___ Source data

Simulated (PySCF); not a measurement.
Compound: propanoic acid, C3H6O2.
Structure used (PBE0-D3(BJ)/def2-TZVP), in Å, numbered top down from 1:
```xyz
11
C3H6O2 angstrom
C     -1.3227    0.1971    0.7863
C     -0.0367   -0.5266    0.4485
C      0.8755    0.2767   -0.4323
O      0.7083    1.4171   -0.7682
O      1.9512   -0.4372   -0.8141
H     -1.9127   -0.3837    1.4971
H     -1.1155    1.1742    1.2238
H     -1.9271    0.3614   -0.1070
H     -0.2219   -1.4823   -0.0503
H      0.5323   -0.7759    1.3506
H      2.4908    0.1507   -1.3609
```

______

Action item | Restate the material exactly as given.

Exercise solution |
Simulated (PySCF); not a measurement.
Compound: propanoic acid, C3H6O2.
Structure used (PBE0-D3(BJ)/def2-TZVP), in Å, numbered top down from 1:
```xyz
11
C3H6O2 angstrom
C     -1.3227    0.1971    0.7863
C     -0.0367   -0.5266    0.4485
C      0.8755    0.2767   -0.4323
O      0.7083    1.4171   -0.7682
O      1.9512   -0.4372   -0.8141
H     -1.9127   -0.3837    1.4971
H     -1.1155    1.1742    1.2238
H     -1.9271    0.3614   -0.1070
H     -0.2219   -1.4823   -0.0503
H      0.5323   -0.7759    1.3506
H      2.4908    0.1507   -1.3609
```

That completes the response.